== == ==
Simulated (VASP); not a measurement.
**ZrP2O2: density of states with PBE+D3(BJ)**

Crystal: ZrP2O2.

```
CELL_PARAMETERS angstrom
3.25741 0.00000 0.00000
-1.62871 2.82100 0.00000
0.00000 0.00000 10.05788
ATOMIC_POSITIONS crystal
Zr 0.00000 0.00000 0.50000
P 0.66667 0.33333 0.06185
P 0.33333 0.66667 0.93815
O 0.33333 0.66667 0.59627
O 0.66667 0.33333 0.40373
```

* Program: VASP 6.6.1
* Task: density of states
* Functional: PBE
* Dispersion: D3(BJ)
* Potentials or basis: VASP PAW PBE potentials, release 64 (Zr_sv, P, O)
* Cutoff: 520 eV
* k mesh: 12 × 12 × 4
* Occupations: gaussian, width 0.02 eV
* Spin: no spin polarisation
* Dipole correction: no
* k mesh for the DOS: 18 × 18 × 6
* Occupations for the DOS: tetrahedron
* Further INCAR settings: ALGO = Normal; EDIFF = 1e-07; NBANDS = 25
== == ==

__REQUIRED ACTION__.
Set down every entry exactly as given.

__ANSWER SECTION__.
Simulated (VASP); not a measurement.
**ZrP2O2: density of states with PBE+D3(BJ)**

Crystal: ZrP2O2.

```
CELL_PARAMETERS angstrom
3.25741 0.00000 0.00000
-1.62871 2.82100 0.00000
0.00000 0.00000 10.05788
ATOMIC_POSITIONS crystal
Zr 0.00000 0.00000 0.50000
P 0.66667 0.33333 0.06185
P 0.33333 0.66667 0.93815
O 0.33333 0.66667 0.59627
O 0.66667 0.33333 0.40373
```

* Program: VASP 6.6.1
* Task: density of states
* Functional: PBE
* Dispersion: D3(BJ)
* Potentials or basis: VASP PAW PBE potentials, release 64 (Zr_sv, P, O)
* Cutoff: 520 eV
* k mesh: 12 × 12 × 4
* Occupations: gaussian, width 0.02 eV
* Spin: no spin polarisation
* Dipole correction: no
* k mesh for the DOS: 18 × 18 × 6
* Occupations for the DOS: tetrahedron
* Further INCAR settings: ALGO = Normal; EDIFF = 1e-07; NBANDS = 25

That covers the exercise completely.